▸ PROVIDED INFORMATION
/---

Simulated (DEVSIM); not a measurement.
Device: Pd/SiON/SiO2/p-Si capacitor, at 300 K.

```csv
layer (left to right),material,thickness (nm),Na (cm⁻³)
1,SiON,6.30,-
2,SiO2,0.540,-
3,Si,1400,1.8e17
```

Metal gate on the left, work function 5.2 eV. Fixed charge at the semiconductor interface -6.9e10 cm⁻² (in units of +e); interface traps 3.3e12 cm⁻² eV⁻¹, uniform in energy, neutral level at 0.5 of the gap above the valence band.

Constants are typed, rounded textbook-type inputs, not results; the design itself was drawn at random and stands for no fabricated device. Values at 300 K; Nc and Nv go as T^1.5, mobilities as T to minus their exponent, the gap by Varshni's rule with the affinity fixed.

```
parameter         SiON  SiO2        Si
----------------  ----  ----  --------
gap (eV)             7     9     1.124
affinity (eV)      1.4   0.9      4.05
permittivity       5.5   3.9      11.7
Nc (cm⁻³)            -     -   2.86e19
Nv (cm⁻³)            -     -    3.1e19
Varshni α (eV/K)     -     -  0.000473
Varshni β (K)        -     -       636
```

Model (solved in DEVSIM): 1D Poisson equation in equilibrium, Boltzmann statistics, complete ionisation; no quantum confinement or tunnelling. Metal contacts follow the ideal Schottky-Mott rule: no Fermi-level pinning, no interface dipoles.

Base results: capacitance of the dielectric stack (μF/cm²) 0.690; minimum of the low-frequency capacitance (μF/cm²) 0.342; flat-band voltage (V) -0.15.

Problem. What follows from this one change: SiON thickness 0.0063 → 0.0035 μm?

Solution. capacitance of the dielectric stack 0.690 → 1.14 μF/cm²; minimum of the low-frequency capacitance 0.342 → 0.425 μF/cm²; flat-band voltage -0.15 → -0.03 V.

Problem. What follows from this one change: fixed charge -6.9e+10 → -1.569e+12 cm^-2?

\---

▸ WORK ITEM
Once you reach the line with "Metal gate on" in the data above, copy it and every line after it exactly, up to and including the line with "Problem. What follows from this one change: SiON".

▸ RESPONSE AREA
Metal gate on the left, work function 5.2 eV. Fixed charge at the semiconductor interface -6.9e10 cm⁻² (in units of +e); interface traps 3.3e12 cm⁻² eV⁻¹, uniform in energy, neutral level at 0.5 of the gap above the valence band.

Constants are typed, rounded textbook-type inputs, not results; the design itself was drawn at random and stands for no fabricated device. Values at 300 K; Nc and Nv go as T^1.5, mobilities as T to minus their exponent, the gap by Varshni's rule with the affinity fixed.

```
parameter         SiON  SiO2        Si
----------------  ----  ----  --------
gap (eV)             7     9     1.124
affinity (eV)      1.4   0.9      4.05
permittivity       5.5   3.9      11.7
Nc (cm⁻³)            -     -   2.86e19
Nv (cm⁻³)            -     -    3.1e19
Varshni α (eV/K)     -     -  0.000473
Varshni β (K)        -     -       636
```

Model (solved in DEVSIM): 1D Poisson equation in equilibrium, Boltzmann statistics, complete ionisation; no quantum confinement or tunnelling. Metal contacts follow the ideal Schottky-Mott rule: no Fermi-level pinning, no interface dipoles.

Base results: capacitance of the dielectric stack (μF/cm²) 0.690; minimum of the low-frequency capacitance (μF/cm²) 0.342; flat-band voltage (V) -0.15.

Problem. What follows from this one change: SiON thickness 0.0063 → 0.0035 μm?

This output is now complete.